[Source data — start]

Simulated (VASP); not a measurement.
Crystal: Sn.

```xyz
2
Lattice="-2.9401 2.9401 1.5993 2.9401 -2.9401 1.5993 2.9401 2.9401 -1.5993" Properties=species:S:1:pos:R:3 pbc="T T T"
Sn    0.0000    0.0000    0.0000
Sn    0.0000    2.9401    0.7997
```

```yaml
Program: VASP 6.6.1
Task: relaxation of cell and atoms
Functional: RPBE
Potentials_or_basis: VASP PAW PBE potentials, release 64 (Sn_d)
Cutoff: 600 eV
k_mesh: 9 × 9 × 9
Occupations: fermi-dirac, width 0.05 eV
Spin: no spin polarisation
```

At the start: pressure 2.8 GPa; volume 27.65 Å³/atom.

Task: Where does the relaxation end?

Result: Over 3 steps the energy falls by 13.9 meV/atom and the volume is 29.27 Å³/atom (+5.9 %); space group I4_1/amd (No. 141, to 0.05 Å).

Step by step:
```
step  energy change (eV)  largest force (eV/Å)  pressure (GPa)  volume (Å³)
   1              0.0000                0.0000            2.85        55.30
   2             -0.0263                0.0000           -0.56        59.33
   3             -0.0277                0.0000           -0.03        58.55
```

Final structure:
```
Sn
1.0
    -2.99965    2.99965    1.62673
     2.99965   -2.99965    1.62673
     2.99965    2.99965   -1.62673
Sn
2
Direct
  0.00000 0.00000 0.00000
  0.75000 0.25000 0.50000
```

[Source data — finish]

▶ Action item
The answer must be all of the entries, restated exactly.

▶ Exercise result
Simulated (VASP); not a measurement.
Crystal: Sn.

```xyz
2
Lattice="-2.9401 2.9401 1.5993 2.9401 -2.9401 1.5993 2.9401 2.9401 -1.5993" Properties=species:S:1:pos:R:3 pbc="T T T"
Sn    0.0000    0.0000    0.0000
Sn    0.0000    2.9401    0.7997
```

```yaml
Program: VASP 6.6.1
Task: relaxation of cell and atoms
Functional: RPBE
Potentials_or_basis: VASP PAW PBE potentials, release 64 (Sn_d)
Cutoff: 600 eV
k_mesh: 9 × 9 × 9
Occupations: fermi-dirac, width 0.05 eV
Spin: no spin polarisation
```

At the start: pressure 2.8 GPa; volume 27.65 Å³/atom.

Task: Where does the relaxation end?

Result: Over 3 steps the energy falls by 13.9 meV/atom and the volume is 29.27 Å³/atom (+5.9 %); space group I4_1/amd (No. 141, to 0.05 Å).

Step by step:
```
step  energy change (eV)  largest force (eV/Å)  pressure (GPa)  volume (Å³)
   1              0.0000                0.0000            2.85        55.30
   2             -0.0263                0.0000           -0.56        59.33
   3             -0.0277                0.0000           -0.03        58.55
```

Final structure:
```
Sn
1.0
    -2.99965    2.99965    1.62673
     2.99965   -2.99965    1.62673
     2.99965    2.99965   -1.62673
Sn
2
Direct
  0.00000 0.00000 0.00000
  0.75000 0.25000 0.50000
```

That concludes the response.